◆ Brief
Set down each entry from the block beneath, exactly as written.

------------------------------------------------

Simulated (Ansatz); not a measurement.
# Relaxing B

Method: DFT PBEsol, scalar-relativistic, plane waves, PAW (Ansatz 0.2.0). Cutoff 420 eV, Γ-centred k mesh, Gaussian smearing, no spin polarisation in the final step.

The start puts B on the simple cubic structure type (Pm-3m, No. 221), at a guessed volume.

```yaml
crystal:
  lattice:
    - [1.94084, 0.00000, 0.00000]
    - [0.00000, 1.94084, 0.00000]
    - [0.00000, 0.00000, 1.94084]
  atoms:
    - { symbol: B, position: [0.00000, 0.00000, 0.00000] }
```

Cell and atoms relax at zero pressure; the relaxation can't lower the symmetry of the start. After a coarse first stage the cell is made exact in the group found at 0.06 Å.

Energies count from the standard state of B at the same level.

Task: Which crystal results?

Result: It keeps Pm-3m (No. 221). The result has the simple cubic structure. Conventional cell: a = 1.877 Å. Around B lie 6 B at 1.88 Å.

------------------------------------------------

◆ Task output
Simulated (Ansatz); not a measurement.
# Relaxing B

Method: DFT PBEsol, scalar-relativistic, plane waves, PAW (Ansatz 0.2.0). Cutoff 420 eV, Γ-centred k mesh, Gaussian smearing, no spin polarisation in the final step.

The start puts B on the simple cubic structure type (Pm-3m, No. 221), at a guessed volume.

```yaml
crystal:
  lattice:
    - [1.94084, 0.00000, 0.00000]
    - [0.00000, 1.94084, 0.00000]
    - [0.00000, 0.00000, 1.94084]
  atoms:
    - { symbol: B, position: [0.00000, 0.00000, 0.00000] }
```

Cell and atoms relax at zero pressure; the relaxation can't lower the symmetry of the start. After a coarse first stage the cell is made exact in the group found at 0.06 Å.

Energies count from the standard state of B at the same level.

Task: Which crystal results?

Result: It keeps Pm-3m (No. 221). The result has the simple cubic structure. Conventional cell: a = 1.877 Å. Around B lie 6 B at 1.88 Å.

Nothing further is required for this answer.